#### DATA SHOWN
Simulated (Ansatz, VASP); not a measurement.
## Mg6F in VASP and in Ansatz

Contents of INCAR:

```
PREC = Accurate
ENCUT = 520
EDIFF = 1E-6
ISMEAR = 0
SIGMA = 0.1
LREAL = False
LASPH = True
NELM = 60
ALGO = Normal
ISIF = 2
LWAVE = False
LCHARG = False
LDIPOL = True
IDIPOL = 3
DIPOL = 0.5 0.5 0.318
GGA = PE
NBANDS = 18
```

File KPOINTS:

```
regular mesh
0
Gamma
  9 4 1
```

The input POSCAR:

#### WORK REQUEST
Give the listing again in its entirety, exactly as written.

#### WRITTEN REPLY
Simulated (Ansatz, VASP); not a measurement.
## Mg6F in VASP and in Ansatz

Contents of INCAR:

```
PREC = Accurate
ENCUT = 520
EDIFF = 1E-6
ISMEAR = 0
SIGMA = 0.1
LREAL = False
LASPH = True
NELM = 60
ALGO = Normal
ISIF = 2
LWAVE = False
LCHARG = False
LDIPOL = True
IDIPOL = 3
DIPOL = 0.5 0.5 0.318
GGA = PE
NBANDS = 18
```

File KPOINTS:

```
regular mesh
0
Gamma
  9 4 1
```

The input POSCAR:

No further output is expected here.